WORK TASK
Every record must appear in your reply exactly as written.

SOURCE INFORMATION
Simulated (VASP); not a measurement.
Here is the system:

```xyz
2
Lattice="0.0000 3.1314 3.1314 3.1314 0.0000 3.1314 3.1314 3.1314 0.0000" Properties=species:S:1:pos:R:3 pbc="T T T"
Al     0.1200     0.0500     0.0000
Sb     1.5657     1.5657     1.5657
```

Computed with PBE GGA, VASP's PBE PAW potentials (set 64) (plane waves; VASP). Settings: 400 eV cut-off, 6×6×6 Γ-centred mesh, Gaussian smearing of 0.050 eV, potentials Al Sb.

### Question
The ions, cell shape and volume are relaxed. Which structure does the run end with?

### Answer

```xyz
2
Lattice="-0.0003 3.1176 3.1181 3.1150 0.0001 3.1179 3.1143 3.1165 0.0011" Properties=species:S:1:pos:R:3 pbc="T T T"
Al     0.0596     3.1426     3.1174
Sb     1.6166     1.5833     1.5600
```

TASK OUTPUT
Simulated (VASP); not a measurement.
Here is the system:

```xyz
2
Lattice="0.0000 3.1314 3.1314 3.1314 0.0000 3.1314 3.1314 3.1314 0.0000" Properties=species:S:1:pos:R:3 pbc="T T T"
Al     0.1200     0.0500     0.0000
Sb     1.5657     1.5657     1.5657
```

Computed with PBE GGA, VASP's PBE PAW potentials (set 64) (plane waves; VASP). Settings: 400 eV cut-off, 6×6×6 Γ-centred mesh, Gaussian smearing of 0.050 eV, potentials Al Sb.

### Question
The ions, cell shape and volume are relaxed. Which structure does the run end with?

### Answer

```xyz
2
Lattice="-0.0003 3.1176 3.1181 3.1150 0.0001 3.1179 3.1143 3.1165 0.0011" Properties=species:S:1:pos:R:3 pbc="T T T"
Al     0.0596     3.1426     3.1174
Sb     1.6166     1.5833     1.5600
```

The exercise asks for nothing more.